Work instruction
Only one stretch of the records below is wanted: the lines from the one holding "Functional | PBE |" through the one holding "Problem. What does". Return it exactly, both ends included.

******

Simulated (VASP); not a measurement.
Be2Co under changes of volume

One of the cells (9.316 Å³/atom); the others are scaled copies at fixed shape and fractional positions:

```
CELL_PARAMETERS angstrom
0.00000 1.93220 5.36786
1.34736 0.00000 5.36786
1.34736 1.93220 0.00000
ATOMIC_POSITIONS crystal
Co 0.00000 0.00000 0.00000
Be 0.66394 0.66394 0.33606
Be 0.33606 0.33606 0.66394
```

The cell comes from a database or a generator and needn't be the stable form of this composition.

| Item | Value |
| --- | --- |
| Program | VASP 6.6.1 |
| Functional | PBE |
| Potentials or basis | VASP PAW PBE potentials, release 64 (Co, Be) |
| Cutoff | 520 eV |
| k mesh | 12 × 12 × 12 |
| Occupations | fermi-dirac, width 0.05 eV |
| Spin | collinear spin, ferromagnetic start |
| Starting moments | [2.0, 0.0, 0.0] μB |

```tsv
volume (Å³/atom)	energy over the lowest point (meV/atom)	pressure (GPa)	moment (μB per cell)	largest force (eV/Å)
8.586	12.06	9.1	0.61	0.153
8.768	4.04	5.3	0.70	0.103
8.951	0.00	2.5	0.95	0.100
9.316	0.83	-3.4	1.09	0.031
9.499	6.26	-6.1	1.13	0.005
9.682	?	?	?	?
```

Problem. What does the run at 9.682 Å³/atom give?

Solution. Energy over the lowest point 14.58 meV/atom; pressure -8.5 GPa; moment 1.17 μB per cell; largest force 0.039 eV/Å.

******

Task answer
| Functional | PBE |
| Potentials or basis | VASP PAW PBE potentials, release 64 (Co, Be) |
| Cutoff | 520 eV |
| k mesh | 12 × 12 × 12 |
| Occupations | fermi-dirac, width 0.05 eV |
| Spin | collinear spin, ferromagnetic start |
| Starting moments | [2.0, 0.0, 0.0] μB |

```tsv
volume (Å³/atom)	energy over the lowest point (meV/atom)	pressure (GPa)	moment (μB per cell)	largest force (eV/Å)
8.586	12.06	9.1	0.61	0.153
8.768	4.04	5.3	0.70	0.103
8.951	0.00	2.5	0.95	0.100
9.316	0.83	-3.4	1.09	0.031
9.499	6.26	-6.1	1.13	0.005
9.682	?	?	?	?
```

Problem. What does the run at 9.682 Å³/atom give?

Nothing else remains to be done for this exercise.